■ Work task ■
The answer must consist only of the lines from the line with "Ansatz PAW |" to the line with "cell | 10 | 20 |", both included, exactly as they stand below.

■ Material provided ■
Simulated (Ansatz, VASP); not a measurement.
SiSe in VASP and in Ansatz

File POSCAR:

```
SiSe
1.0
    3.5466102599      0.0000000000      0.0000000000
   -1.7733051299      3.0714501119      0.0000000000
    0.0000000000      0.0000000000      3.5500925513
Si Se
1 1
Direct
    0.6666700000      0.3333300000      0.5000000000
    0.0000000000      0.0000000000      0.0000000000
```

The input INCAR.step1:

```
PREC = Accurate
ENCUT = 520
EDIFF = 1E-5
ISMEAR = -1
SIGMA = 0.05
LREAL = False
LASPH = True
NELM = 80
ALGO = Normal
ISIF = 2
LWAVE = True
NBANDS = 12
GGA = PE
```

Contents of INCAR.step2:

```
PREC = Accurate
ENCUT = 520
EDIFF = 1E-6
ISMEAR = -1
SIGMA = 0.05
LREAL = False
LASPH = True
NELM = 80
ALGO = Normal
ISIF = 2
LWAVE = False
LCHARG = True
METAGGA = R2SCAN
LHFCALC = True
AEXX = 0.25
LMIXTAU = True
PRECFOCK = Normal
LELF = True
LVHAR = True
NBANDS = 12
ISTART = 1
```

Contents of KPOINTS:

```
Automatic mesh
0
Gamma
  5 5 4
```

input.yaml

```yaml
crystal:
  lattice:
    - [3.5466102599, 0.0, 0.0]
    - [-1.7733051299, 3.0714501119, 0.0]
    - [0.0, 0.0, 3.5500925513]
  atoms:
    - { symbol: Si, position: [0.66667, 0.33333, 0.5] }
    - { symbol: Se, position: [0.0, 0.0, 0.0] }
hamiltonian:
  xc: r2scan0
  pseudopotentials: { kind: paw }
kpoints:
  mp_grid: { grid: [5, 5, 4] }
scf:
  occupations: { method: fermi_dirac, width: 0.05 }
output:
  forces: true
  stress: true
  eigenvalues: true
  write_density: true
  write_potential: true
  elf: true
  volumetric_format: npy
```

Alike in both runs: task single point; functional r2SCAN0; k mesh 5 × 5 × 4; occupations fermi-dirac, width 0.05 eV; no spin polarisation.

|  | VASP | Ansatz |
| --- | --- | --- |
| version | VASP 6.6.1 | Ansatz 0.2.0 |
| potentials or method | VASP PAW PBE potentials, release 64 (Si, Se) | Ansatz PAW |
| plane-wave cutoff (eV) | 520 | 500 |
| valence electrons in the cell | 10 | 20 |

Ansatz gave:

■ Result ■
| potentials or method | VASP PAW PBE potentials, release 64 (Si, Se) | Ansatz PAW |
| plane-wave cutoff (eV) | 520 | 500 |
| valence electrons in the cell | 10 | 20 |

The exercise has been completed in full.